[STUDY MATERIAL]
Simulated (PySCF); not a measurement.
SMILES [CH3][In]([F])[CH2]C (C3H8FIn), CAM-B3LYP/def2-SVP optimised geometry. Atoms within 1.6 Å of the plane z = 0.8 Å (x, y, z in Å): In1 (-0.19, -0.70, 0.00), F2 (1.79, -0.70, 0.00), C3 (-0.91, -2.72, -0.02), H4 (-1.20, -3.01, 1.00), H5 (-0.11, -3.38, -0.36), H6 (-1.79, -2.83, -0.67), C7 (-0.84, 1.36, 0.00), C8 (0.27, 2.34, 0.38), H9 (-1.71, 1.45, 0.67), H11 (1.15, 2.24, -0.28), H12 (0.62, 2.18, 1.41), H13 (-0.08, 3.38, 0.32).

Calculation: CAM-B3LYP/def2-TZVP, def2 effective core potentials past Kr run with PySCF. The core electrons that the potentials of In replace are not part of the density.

[ASSIGNED TASK]
A faithful copy of the whole listing is needed.

[EXERCISE OUTPUT]
Simulated (PySCF); not a measurement.
SMILES [CH3][In]([F])[CH2]C (C3H8FIn), CAM-B3LYP/def2-SVP optimised geometry. Atoms within 1.6 Å of the plane z = 0.8 Å (x, y, z in Å): In1 (-0.19, -0.70, 0.00), F2 (1.79, -0.70, 0.00), C3 (-0.91, -2.72, -0.02), H4 (-1.20, -3.01, 1.00), H5 (-0.11, -3.38, -0.36), H6 (-1.79, -2.83, -0.67), C7 (-0.84, 1.36, 0.00), C8 (0.27, 2.34, 0.38), H9 (-1.71, 1.45, 0.67), H11 (1.15, 2.24, -0.28), H12 (0.62, 2.18, 1.41), H13 (-0.08, 3.38, 0.32).

Calculation: CAM-B3LYP/def2-TZVP, def2 effective core potentials past Kr run with PySCF. The core electrons that the potentials of In replace are not part of the density.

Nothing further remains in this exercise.